BRIEF →
The reply should consist of every entry, repeated exactly.

=== Begin Enclosure ===

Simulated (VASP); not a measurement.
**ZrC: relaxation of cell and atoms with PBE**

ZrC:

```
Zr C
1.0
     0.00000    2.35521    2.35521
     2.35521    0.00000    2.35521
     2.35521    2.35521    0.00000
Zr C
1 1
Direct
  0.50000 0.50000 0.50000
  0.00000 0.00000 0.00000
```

=== End Enclosure ===

YOUR RESPONSE →
Simulated (VASP); not a measurement.
**ZrC: relaxation of cell and atoms with PBE**

ZrC:

```
Zr C
1.0
     0.00000    2.35521    2.35521
     2.35521    0.00000    2.35521
     2.35521    2.35521    0.00000
Zr C
1 1
Direct
  0.50000 0.50000 0.50000
  0.00000 0.00000 0.00000
```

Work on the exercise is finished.